### INFORMATION SHOWN
.....

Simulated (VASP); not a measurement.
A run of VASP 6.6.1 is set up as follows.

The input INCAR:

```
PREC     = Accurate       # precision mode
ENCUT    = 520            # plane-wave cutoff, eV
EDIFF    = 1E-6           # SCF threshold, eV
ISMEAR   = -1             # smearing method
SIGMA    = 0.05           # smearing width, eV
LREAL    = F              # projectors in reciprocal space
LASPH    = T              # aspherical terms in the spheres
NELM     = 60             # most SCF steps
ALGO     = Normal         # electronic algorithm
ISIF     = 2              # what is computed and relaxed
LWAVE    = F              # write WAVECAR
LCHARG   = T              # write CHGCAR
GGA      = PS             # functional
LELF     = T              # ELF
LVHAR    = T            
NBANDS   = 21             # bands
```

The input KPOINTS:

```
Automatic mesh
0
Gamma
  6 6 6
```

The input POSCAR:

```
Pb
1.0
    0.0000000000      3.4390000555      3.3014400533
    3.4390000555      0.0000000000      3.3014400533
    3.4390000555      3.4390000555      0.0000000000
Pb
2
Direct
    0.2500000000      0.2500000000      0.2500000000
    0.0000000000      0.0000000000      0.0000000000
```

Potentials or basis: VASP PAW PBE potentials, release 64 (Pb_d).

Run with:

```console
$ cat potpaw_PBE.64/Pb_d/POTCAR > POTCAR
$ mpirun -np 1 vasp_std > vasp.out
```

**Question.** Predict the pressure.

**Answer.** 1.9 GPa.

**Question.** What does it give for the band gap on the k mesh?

.....

Reproduce all of the entries word for word.

### WRITTEN REPLY
Simulated (VASP); not a measurement.
A run of VASP 6.6.1 is set up as follows.

The input INCAR:

```
PREC     = Accurate       # precision mode
ENCUT    = 520            # plane-wave cutoff, eV
EDIFF    = 1E-6           # SCF threshold, eV
ISMEAR   = -1             # smearing method
SIGMA    = 0.05           # smearing width, eV
LREAL    = F              # projectors in reciprocal space
LASPH    = T              # aspherical terms in the spheres
NELM     = 60             # most SCF steps
ALGO     = Normal         # electronic algorithm
ISIF     = 2              # what is computed and relaxed
LWAVE    = F              # write WAVECAR
LCHARG   = T              # write CHGCAR
GGA      = PS             # functional
LELF     = T              # ELF
LVHAR    = T            
NBANDS   = 21             # bands
```

The input KPOINTS:

```
Automatic mesh
0
Gamma
  6 6 6
```

The input POSCAR:

```
Pb
1.0
    0.0000000000      3.4390000555      3.3014400533
    3.4390000555      0.0000000000      3.3014400533
    3.4390000555      3.4390000555      0.0000000000
Pb
2
Direct
    0.2500000000      0.2500000000      0.2500000000
    0.0000000000      0.0000000000      0.0000000000
```

Potentials or basis: VASP PAW PBE potentials, release 64 (Pb_d).

Run with:

```console
$ cat potpaw_PBE.64/Pb_d/POTCAR > POTCAR
$ mpirun -np 1 vasp_std > vasp.out
```

**Question.** Predict the pressure.

**Answer.** 1.9 GPa.

**Question.** What does it give for the band gap on the k mesh?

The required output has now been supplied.